> EXERCISE
Give back only the lines in the records below from the one with "0.020 | -0.0011 |" to the one with "Atom by atom", both inclusive, word for word.

> RAW DATA
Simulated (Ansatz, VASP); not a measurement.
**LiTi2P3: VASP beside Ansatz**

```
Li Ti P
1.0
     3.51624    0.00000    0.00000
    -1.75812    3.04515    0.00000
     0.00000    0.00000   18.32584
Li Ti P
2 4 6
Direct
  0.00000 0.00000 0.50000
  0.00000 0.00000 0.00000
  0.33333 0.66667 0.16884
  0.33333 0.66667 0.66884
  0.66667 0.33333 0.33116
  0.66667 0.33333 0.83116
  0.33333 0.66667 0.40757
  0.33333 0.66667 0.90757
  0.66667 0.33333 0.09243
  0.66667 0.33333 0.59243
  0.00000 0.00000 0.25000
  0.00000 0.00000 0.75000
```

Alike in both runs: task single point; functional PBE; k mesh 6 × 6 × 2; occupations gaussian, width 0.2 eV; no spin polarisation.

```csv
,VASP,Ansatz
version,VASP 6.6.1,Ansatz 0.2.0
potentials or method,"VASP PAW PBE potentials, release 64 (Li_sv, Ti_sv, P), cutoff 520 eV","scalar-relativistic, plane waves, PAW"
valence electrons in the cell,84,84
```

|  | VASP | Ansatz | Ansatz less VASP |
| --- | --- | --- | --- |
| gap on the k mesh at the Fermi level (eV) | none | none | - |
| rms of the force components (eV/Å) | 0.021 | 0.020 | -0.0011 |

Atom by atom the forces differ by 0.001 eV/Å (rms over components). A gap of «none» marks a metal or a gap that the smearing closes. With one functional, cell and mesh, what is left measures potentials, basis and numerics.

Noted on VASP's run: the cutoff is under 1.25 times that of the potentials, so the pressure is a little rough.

> YOUR RESPONSE
| rms of the force components (eV/Å) | 0.021 | 0.020 | -0.0011 |

Atom by atom the forces differ by 0.001 eV/Å (rms over components). A gap of «none» marks a metal or a gap that the smearing closes. With one functional, cell and mesh, what is left measures potentials, basis and numerics.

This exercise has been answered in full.